Exercise: Transcribe the material from its first line onward, ending with the line that contains "Problem. The runs" and adding nothing beyond it.

Excerpted data:
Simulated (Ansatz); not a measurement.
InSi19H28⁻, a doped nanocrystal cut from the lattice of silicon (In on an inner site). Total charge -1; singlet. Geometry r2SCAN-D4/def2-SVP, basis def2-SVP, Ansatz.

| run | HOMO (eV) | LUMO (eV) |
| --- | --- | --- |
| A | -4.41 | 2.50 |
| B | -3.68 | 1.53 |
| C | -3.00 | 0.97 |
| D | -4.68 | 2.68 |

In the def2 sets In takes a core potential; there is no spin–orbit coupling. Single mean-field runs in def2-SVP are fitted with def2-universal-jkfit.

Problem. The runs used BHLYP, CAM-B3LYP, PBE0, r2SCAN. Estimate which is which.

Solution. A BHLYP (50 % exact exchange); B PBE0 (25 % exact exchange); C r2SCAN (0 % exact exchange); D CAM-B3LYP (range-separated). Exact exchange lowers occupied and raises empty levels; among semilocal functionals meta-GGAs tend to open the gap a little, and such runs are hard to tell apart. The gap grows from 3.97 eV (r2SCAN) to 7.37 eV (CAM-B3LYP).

Task output:
Simulated (Ansatz); not a measurement.
InSi19H28⁻, a doped nanocrystal cut from the lattice of silicon (In on an inner site). Total charge -1; singlet. Geometry r2SCAN-D4/def2-SVP, basis def2-SVP, Ansatz.

| run | HOMO (eV) | LUMO (eV) |
| --- | --- | --- |
| A | -4.41 | 2.50 |
| B | -3.68 | 1.53 |
| C | -3.00 | 0.97 |
| D | -4.68 | 2.68 |

In the def2 sets In takes a core potential; there is no spin–orbit coupling. Single mean-field runs in def2-SVP are fitted with def2-universal-jkfit.

Problem. The runs used BHLYP, CAM-B3LYP, PBE0, r2SCAN. Estimate which is which.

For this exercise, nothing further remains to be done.